- [Assignment]:
Whatever appears in the listing, return all of it exactly.

** Opening Given records block **

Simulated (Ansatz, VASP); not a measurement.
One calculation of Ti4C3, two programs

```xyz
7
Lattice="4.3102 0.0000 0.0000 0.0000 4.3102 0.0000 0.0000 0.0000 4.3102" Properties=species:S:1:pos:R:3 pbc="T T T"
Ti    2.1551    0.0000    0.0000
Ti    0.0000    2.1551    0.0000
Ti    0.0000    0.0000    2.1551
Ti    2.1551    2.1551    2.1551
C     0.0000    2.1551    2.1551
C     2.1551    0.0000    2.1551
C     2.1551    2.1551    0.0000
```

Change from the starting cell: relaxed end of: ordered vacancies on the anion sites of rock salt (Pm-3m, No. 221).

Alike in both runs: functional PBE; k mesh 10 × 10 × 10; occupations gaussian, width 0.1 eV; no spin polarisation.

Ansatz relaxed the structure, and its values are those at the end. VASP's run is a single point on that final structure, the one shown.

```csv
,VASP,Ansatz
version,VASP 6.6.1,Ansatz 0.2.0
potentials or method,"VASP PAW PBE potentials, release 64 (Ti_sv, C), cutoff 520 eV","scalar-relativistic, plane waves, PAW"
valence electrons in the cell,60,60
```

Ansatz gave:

** Closing Given records block **

- [Exercise solution]:
Simulated (Ansatz, VASP); not a measurement.
One calculation of Ti4C3, two programs

```xyz
7
Lattice="4.3102 0.0000 0.0000 0.0000 4.3102 0.0000 0.0000 0.0000 4.3102" Properties=species:S:1:pos:R:3 pbc="T T T"
Ti    2.1551    0.0000    0.0000
Ti    0.0000    2.1551    0.0000
Ti    0.0000    0.0000    2.1551
Ti    2.1551    2.1551    2.1551
C     0.0000    2.1551    2.1551
C     2.1551    0.0000    2.1551
C     2.1551    2.1551    0.0000
```

Change from the starting cell: relaxed end of: ordered vacancies on the anion sites of rock salt (Pm-3m, No. 221).

Alike in both runs: functional PBE; k mesh 10 × 10 × 10; occupations gaussian, width 0.1 eV; no spin polarisation.

Ansatz relaxed the structure, and its values are those at the end. VASP's run is a single point on that final structure, the one shown.

```csv
,VASP,Ansatz
version,VASP 6.6.1,Ansatz 0.2.0
potentials or method,"VASP PAW PBE potentials, release 64 (Ti_sv, C), cutoff 520 eV","scalar-relativistic, plane waves, PAW"
valence electrons in the cell,60,60
```

Ansatz gave:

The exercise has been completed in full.